◆ MATERIAL SHOWN
↓
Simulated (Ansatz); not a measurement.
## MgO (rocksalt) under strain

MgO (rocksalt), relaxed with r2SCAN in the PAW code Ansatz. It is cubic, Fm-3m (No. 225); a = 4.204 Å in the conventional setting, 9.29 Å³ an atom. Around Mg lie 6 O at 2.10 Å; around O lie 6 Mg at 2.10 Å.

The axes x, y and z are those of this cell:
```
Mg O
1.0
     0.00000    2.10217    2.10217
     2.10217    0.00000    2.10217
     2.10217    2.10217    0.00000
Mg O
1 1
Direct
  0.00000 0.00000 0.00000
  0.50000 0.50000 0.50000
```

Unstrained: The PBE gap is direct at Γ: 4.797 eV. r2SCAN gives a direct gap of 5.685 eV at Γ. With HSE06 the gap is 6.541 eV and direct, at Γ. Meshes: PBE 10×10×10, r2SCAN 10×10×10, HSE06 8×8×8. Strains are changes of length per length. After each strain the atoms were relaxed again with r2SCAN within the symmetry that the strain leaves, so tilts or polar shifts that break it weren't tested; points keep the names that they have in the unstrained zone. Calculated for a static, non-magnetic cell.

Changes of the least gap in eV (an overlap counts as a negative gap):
↑

◆ WORK REQUEST
Copy the entries above exactly, so that each line matches the original.

◆ ANSWER SPACE
Simulated (Ansatz); not a measurement.
## MgO (rocksalt) under strain

MgO (rocksalt), relaxed with r2SCAN in the PAW code Ansatz. It is cubic, Fm-3m (No. 225); a = 4.204 Å in the conventional setting, 9.29 Å³ an atom. Around Mg lie 6 O at 2.10 Å; around O lie 6 Mg at 2.10 Å.

The axes x, y and z are those of this cell:
```
Mg O
1.0
     0.00000    2.10217    2.10217
     2.10217    0.00000    2.10217
     2.10217    2.10217    0.00000
Mg O
1 1
Direct
  0.00000 0.00000 0.00000
  0.50000 0.50000 0.50000
```

Unstrained: The PBE gap is direct at Γ: 4.797 eV. r2SCAN gives a direct gap of 5.685 eV at Γ. With HSE06 the gap is 6.541 eV and direct, at Γ. Meshes: PBE 10×10×10, r2SCAN 10×10×10, HSE06 8×8×8. Strains are changes of length per length. After each strain the atoms were relaxed again with r2SCAN within the symmetry that the strain leaves, so tilts or polar shifts that break it weren't tested; points keep the names that they have in the unstrained zone. Calculated for a static, non-magnetic cell.

Changes of the least gap in eV (an overlap counts as a negative gap):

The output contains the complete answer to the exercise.